EXERCISE: Going down the listing below, print exactly each line from the one with "Answer: V0 = 15.475" up to and including the one with "Spin–orbit coupling is not included.", and skip the rest.

LISTED ENTRIES:
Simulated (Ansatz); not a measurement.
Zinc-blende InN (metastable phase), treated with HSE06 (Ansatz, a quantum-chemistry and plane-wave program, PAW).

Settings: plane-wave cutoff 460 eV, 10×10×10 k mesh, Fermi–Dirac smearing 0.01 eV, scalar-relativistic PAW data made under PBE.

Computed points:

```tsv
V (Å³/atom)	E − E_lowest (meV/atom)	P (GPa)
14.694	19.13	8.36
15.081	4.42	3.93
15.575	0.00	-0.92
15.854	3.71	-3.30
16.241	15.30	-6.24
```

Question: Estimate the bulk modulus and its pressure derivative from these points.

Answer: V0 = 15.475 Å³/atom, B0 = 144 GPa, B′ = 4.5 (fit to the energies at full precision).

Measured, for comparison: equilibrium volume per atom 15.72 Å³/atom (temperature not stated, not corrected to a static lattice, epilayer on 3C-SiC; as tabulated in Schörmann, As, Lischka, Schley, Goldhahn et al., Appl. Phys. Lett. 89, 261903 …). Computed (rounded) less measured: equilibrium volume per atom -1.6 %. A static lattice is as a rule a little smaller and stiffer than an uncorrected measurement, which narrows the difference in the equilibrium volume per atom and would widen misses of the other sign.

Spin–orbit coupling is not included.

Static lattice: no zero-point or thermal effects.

ANSWER AREA:
Answer: V0 = 15.475 Å³/atom, B0 = 144 GPa, B′ = 4.5 (fit to the energies at full precision).

Measured, for comparison: equilibrium volume per atom 15.72 Å³/atom (temperature not stated, not corrected to a static lattice, epilayer on 3C-SiC; as tabulated in Schörmann, As, Lischka, Schley, Goldhahn et al., Appl. Phys. Lett. 89, 261903 …). Computed (rounded) less measured: equilibrium volume per atom -1.6 %. A static lattice is as a rule a little smaller and stiffer than an uncorrected measurement, which narrows the difference in the equilibrium volume per atom and would widen misses of the other sign.

Spin–orbit coupling is not included.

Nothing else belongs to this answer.